Entries supplied >>
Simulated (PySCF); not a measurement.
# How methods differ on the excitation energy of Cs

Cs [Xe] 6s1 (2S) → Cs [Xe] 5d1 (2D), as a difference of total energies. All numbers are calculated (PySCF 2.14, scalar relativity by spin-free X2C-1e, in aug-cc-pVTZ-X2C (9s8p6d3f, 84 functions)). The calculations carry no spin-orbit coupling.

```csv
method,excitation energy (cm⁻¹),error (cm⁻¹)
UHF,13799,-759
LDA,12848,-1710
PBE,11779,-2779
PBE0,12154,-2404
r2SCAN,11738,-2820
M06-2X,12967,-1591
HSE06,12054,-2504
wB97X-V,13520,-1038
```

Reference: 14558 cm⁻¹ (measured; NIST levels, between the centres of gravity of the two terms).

Work request >> Return all of the material exactly as written, from the first line through the last.

Result >>
Simulated (PySCF); not a measurement.
# How methods differ on the excitation energy of Cs

Cs [Xe] 6s1 (2S) → Cs [Xe] 5d1 (2D), as a difference of total energies. All numbers are calculated (PySCF 2.14, scalar relativity by spin-free X2C-1e, in aug-cc-pVTZ-X2C (9s8p6d3f, 84 functions)). The calculations carry no spin-orbit coupling.

```csv
method,excitation energy (cm⁻¹),error (cm⁻¹)
UHF,13799,-759
LDA,12848,-1710
PBE,11779,-2779
PBE0,12154,-2404
r2SCAN,11738,-2820
M06-2X,12967,-1591
HSE06,12054,-2504
wB97X-V,13520,-1038
```

Reference: 14558 cm⁻¹ (measured; NIST levels, between the centres of gravity of the two terms).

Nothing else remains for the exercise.